▸ REQUIRED ACTION: Every line of the material is to be reproduced verbatim.

[[ DATA TO EXAMINE open ]]
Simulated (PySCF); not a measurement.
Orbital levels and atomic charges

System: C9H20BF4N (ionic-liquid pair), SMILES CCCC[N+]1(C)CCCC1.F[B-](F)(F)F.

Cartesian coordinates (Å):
[[ DATA TO EXAMINE closed ]]

▸ ANSWER BOX:
Simulated (PySCF); not a measurement.
Orbital levels and atomic charges

System: C9H20BF4N (ionic-liquid pair), SMILES CCCC[N+]1(C)CCCC1.F[B-](F)(F)F.

Cartesian coordinates (Å):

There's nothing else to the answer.